++++++

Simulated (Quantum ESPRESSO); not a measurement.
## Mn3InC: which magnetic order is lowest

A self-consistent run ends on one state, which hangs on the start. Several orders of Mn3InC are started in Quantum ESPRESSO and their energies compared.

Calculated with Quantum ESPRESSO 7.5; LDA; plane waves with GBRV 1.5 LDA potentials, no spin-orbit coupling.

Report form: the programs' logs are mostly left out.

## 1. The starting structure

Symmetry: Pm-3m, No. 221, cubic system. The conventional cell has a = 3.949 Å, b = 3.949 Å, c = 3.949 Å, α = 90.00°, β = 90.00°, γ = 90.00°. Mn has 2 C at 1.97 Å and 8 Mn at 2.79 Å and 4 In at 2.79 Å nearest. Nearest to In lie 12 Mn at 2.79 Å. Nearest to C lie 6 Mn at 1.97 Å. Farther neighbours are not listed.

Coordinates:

++++++

Reproduce the entries above in full, exactly as they read.

Task answer
Simulated (Quantum ESPRESSO); not a measurement.
## Mn3InC: which magnetic order is lowest

A self-consistent run ends on one state, which hangs on the start. Several orders of Mn3InC are started in Quantum ESPRESSO and their energies compared.

Calculated with Quantum ESPRESSO 7.5; LDA; plane waves with GBRV 1.5 LDA potentials, no spin-orbit coupling.

Report form: the programs' logs are mostly left out.

## 1. The starting structure

Symmetry: Pm-3m, No. 221, cubic system. The conventional cell has a = 3.949 Å, b = 3.949 Å, c = 3.949 Å, α = 90.00°, β = 90.00°, γ = 90.00°. Mn has 2 C at 1.97 Å and 8 Mn at 2.79 Å and 4 In at 2.79 Å nearest. Nearest to In lie 12 Mn at 2.79 Å. Nearest to C lie 6 Mn at 1.97 Å. Farther neighbours are not listed.

Coordinates:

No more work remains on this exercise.